*RECORDS PROVIDED*.
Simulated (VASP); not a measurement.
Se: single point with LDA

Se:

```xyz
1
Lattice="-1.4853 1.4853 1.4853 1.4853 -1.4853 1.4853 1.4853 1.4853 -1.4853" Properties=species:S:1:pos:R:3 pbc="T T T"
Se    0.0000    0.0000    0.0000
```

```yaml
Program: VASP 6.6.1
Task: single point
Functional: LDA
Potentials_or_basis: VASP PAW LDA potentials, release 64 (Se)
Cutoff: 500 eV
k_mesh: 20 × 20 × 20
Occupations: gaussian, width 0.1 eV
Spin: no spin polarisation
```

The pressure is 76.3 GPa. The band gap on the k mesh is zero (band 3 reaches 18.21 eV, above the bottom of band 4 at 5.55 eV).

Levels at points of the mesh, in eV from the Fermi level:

*BRIEF*. Output the first line of the entries above and every line after it, exactly as written, ending with the line that contains "The pressure is".

*YOUR SOLUTION*.
Simulated (VASP); not a measurement.
Se: single point with LDA

Se:

```xyz
1
Lattice="-1.4853 1.4853 1.4853 1.4853 -1.4853 1.4853 1.4853 1.4853 -1.4853" Properties=species:S:1:pos:R:3 pbc="T T T"
Se    0.0000    0.0000    0.0000
```

```yaml
Program: VASP 6.6.1
Task: single point
Functional: LDA
Potentials_or_basis: VASP PAW LDA potentials, release 64 (Se)
Cutoff: 500 eV
k_mesh: 20 × 20 × 20
Occupations: gaussian, width 0.1 eV
Spin: no spin polarisation
```

The pressure is 76.3 GPa. The band gap on the k mesh is zero (band 3 reaches 18.21 eV, above the bottom of band 4 at 5.55 eV).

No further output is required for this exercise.